ACTION ITEM: Scan the records beneath this line for the line holding "The coupled-cluster amplitudes" and the line holding "Question: Which method", then transcribe exactly those two and all lines between.

-- Opening Marker --

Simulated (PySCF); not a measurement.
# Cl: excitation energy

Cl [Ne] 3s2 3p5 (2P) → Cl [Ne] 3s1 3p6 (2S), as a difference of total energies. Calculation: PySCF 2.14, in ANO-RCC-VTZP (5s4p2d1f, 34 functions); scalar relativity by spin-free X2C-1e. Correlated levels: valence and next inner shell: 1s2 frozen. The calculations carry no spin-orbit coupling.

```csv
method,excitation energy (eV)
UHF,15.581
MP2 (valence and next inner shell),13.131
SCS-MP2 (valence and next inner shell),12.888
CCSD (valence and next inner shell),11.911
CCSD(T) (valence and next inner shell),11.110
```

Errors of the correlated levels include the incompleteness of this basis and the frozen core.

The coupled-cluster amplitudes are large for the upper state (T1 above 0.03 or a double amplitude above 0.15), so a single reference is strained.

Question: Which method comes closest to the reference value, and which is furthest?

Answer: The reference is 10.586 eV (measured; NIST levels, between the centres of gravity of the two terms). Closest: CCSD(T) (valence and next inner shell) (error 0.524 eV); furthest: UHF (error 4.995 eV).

-- Closing Marker --

EXERCISE RESPONSE:
The coupled-cluster amplitudes are large for the upper state (T1 above 0.03 or a double amplitude above 0.15), so a single reference is strained.

Question: Which method comes closest to the reference value, and which is furthest?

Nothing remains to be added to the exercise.